### Assignment
Set out exactly, line by line, the stretch of data below that begins at the line containing "The runs use" and ends at the line containing "Estimate the missing values for UMP2.", with both ends kept.

### Data shown
[Start of Attachment]

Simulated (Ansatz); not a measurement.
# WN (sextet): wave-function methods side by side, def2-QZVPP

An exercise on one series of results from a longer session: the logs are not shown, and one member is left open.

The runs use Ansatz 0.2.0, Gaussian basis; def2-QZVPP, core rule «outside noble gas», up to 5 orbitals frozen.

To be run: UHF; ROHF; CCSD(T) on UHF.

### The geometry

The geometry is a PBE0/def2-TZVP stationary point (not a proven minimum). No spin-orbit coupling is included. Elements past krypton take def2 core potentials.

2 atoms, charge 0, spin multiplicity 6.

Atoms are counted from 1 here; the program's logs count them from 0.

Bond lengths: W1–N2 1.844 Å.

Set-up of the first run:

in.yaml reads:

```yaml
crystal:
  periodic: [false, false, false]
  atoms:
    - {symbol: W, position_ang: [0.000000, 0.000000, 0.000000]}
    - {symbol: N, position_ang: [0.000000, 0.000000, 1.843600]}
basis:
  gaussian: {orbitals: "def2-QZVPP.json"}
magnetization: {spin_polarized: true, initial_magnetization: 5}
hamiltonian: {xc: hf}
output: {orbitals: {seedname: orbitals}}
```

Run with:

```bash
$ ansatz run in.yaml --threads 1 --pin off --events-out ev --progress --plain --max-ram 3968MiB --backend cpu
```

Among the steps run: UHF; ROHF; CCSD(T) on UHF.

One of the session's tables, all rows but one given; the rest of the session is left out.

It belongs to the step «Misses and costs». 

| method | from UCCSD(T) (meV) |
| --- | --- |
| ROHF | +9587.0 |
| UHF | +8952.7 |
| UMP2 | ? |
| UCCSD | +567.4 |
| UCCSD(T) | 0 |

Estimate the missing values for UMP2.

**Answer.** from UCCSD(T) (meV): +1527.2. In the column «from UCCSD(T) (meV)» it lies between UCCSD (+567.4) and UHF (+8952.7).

[End of Attachment]

### Task answer
The runs use Ansatz 0.2.0, Gaussian basis; def2-QZVPP, core rule «outside noble gas», up to 5 orbitals frozen.

To be run: UHF; ROHF; CCSD(T) on UHF.

### The geometry

The geometry is a PBE0/def2-TZVP stationary point (not a proven minimum). No spin-orbit coupling is included. Elements past krypton take def2 core potentials.

2 atoms, charge 0, spin multiplicity 6.

Atoms are counted from 1 here; the program's logs count them from 0.

Bond lengths: W1–N2 1.844 Å.

Set-up of the first run:

in.yaml reads:

```yaml
crystal:
  periodic: [false, false, false]
  atoms:
    - {symbol: W, position_ang: [0.000000, 0.000000, 0.000000]}
    - {symbol: N, position_ang: [0.000000, 0.000000, 1.843600]}
basis:
  gaussian: {orbitals: "def2-QZVPP.json"}
magnetization: {spin_polarized: true, initial_magnetization: 5}
hamiltonian: {xc: hf}
output: {orbitals: {seedname: orbitals}}
```

Run with:

```bash
$ ansatz run in.yaml --threads 1 --pin off --events-out ev --progress --plain --max-ram 3968MiB --backend cpu
```

Among the steps run: UHF; ROHF; CCSD(T) on UHF.

One of the session's tables, all rows but one given; the rest of the session is left out.

It belongs to the step «Misses and costs». 

| method | from UCCSD(T) (meV) |
| --- | --- |
| ROHF | +9587.0 |
| UHF | +8952.7 |
| UMP2 | ? |
| UCCSD | +567.4 |
| UCCSD(T) | 0 |

Estimate the missing values for UMP2.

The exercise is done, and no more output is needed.